● **ACTIVITY**
Your job is to copy every record exactly.

● **RECORDED INFORMATION**
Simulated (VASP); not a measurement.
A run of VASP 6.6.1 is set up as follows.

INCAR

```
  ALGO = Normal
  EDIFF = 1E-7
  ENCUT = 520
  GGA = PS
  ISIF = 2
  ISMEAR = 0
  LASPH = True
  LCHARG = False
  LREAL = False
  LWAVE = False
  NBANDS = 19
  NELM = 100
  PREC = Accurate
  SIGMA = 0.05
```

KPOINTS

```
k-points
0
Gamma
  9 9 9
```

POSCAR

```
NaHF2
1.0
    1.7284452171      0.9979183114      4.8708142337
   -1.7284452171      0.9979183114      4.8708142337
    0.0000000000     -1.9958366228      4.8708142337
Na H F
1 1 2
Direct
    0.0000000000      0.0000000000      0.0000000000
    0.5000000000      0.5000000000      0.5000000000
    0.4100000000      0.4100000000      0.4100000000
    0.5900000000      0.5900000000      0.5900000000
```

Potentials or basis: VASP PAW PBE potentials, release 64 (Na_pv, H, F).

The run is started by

● **YOUR RESPONSE**
Simulated (VASP); not a measurement.
A run of VASP 6.6.1 is set up as follows.

INCAR

```
  ALGO = Normal
  EDIFF = 1E-7
  ENCUT = 520
  GGA = PS
  ISIF = 2
  ISMEAR = 0
  LASPH = True
  LCHARG = False
  LREAL = False
  LWAVE = False
  NBANDS = 19
  NELM = 100
  PREC = Accurate
  SIGMA = 0.05
```

KPOINTS

```
k-points
0
Gamma
  9 9 9
```

POSCAR

```
NaHF2
1.0
    1.7284452171      0.9979183114      4.8708142337
   -1.7284452171      0.9979183114      4.8708142337
    0.0000000000     -1.9958366228      4.8708142337
Na H F
1 1 2
Direct
    0.0000000000      0.0000000000      0.0000000000
    0.5000000000      0.5000000000      0.5000000000
    0.4100000000      0.4100000000      0.4100000000
    0.5900000000      0.5900000000      0.5900000000
```

Potentials or basis: VASP PAW PBE potentials, release 64 (Na_pv, H, F).

The run is started by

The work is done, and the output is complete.